[Opening Supplied records section]
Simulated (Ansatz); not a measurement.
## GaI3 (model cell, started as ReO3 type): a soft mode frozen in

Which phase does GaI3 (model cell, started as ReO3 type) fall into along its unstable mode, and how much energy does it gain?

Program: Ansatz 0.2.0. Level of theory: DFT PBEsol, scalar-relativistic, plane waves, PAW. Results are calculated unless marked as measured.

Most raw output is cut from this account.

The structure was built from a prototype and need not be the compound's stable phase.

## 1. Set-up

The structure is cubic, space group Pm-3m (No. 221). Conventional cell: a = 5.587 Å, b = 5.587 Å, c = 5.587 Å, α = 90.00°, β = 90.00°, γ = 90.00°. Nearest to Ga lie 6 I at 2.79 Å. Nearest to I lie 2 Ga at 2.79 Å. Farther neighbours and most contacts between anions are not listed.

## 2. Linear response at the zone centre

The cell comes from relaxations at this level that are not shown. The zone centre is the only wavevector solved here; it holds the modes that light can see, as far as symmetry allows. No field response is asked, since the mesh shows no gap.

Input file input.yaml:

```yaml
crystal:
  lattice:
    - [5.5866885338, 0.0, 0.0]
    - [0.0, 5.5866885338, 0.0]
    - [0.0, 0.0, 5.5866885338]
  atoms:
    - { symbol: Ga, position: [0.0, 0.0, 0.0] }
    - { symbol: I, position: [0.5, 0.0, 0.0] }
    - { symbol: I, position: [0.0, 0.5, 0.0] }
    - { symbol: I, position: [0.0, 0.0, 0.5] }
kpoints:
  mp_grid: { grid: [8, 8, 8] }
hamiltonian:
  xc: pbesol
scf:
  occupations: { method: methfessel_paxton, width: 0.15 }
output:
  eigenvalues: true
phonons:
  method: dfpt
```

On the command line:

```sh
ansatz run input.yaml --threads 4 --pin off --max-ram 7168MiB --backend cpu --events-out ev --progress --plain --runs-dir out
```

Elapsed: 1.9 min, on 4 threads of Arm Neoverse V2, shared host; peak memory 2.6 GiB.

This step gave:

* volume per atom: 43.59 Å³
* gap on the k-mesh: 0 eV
[Closing Supplied records section]

Restate the listing exactly, starting at its first line and ending at the line where "## 1. Set-up" occurs; include both and no other lines.

## Written response:
Simulated (Ansatz); not a measurement.
## GaI3 (model cell, started as ReO3 type): a soft mode frozen in

Which phase does GaI3 (model cell, started as ReO3 type) fall into along its unstable mode, and how much energy does it gain?

Program: Ansatz 0.2.0. Level of theory: DFT PBEsol, scalar-relativistic, plane waves, PAW. Results are calculated unless marked as measured.

Most raw output is cut from this account.

The structure was built from a prototype and need not be the compound's stable phase.

## 1. Set-up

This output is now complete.